**Required action:** Output all of the entries exactly as they are given.

**Information supplied:**
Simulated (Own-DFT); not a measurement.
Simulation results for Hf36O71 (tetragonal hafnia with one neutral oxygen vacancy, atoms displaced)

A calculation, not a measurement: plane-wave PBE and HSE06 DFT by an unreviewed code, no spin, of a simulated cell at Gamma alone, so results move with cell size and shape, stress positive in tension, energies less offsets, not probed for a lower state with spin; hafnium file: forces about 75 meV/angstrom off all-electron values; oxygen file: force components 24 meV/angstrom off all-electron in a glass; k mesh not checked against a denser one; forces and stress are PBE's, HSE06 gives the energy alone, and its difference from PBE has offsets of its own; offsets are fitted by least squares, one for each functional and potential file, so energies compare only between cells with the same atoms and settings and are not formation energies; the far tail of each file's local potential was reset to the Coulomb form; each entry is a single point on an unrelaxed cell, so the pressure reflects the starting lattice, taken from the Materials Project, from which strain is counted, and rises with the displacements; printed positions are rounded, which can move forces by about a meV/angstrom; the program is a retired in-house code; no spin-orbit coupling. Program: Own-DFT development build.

**Reply:**
Simulated (Own-DFT); not a measurement.
Simulation results for Hf36O71 (tetragonal hafnia with one neutral oxygen vacancy, atoms displaced)

A calculation, not a measurement: plane-wave PBE and HSE06 DFT by an unreviewed code, no spin, of a simulated cell at Gamma alone, so results move with cell size and shape, stress positive in tension, energies less offsets, not probed for a lower state with spin; hafnium file: forces about 75 meV/angstrom off all-electron values; oxygen file: force components 24 meV/angstrom off all-electron in a glass; k mesh not checked against a denser one; forces and stress are PBE's, HSE06 gives the energy alone, and its difference from PBE has offsets of its own; offsets are fitted by least squares, one for each functional and potential file, so energies compare only between cells with the same atoms and settings and are not formation energies; the far tail of each file's local potential was reset to the Coulomb form; each entry is a single point on an unrelaxed cell, so the pressure reflects the starting lattice, taken from the Materials Project, from which strain is counted, and rises with the displacements; printed positions are rounded, which can move forces by about a meV/angstrom; the program is a retired in-house code; no spin-orbit coupling. Program: Own-DFT development build.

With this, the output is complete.